### Data for analysis
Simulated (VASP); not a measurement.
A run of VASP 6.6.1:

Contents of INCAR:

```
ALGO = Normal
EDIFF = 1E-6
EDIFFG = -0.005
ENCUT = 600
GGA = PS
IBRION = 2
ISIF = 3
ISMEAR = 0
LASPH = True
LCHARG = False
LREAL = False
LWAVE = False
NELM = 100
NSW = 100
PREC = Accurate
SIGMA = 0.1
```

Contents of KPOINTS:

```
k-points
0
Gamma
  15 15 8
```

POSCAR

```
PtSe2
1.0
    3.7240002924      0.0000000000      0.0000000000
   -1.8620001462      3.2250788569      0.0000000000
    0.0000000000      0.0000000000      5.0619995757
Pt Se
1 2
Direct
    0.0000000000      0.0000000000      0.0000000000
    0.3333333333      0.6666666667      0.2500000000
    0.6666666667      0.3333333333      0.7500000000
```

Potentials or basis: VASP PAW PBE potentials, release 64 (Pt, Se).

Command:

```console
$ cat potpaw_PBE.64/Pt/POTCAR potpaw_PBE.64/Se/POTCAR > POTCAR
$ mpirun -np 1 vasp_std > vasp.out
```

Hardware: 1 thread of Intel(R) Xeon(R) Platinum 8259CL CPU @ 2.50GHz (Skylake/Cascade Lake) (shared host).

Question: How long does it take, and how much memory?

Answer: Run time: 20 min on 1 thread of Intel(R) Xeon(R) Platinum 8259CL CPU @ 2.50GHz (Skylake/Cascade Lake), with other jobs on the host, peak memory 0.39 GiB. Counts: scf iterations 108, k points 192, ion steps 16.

### Activity
Please output every line shown above exactly.

### Task solution
Simulated (VASP); not a measurement.
A run of VASP 6.6.1:

Contents of INCAR:

```
ALGO = Normal
EDIFF = 1E-6
EDIFFG = -0.005
ENCUT = 600
GGA = PS
IBRION = 2
ISIF = 3
ISMEAR = 0
LASPH = True
LCHARG = False
LREAL = False
LWAVE = False
NELM = 100
NSW = 100
PREC = Accurate
SIGMA = 0.1
```

Contents of KPOINTS:

```
k-points
0
Gamma
  15 15 8
```

POSCAR

```
PtSe2
1.0
    3.7240002924      0.0000000000      0.0000000000
   -1.8620001462      3.2250788569      0.0000000000
    0.0000000000      0.0000000000      5.0619995757
Pt Se
1 2
Direct
    0.0000000000      0.0000000000      0.0000000000
    0.3333333333      0.6666666667      0.2500000000
    0.6666666667      0.3333333333      0.7500000000
```

Potentials or basis: VASP PAW PBE potentials, release 64 (Pt, Se).

Command:

```console
$ cat potpaw_PBE.64/Pt/POTCAR potpaw_PBE.64/Se/POTCAR > POTCAR
$ mpirun -np 1 vasp_std > vasp.out
```

Hardware: 1 thread of Intel(R) Xeon(R) Platinum 8259CL CPU @ 2.50GHz (Skylake/Cascade Lake) (shared host).

Question: How long does it take, and how much memory?

Answer: Run time: 20 min on 1 thread of Intel(R) Xeon(R) Platinum 8259CL CPU @ 2.50GHz (Skylake/Cascade Lake), with other jobs on the host, peak memory 0.39 GiB. Counts: scf iterations 108, k points 192, ion steps 16.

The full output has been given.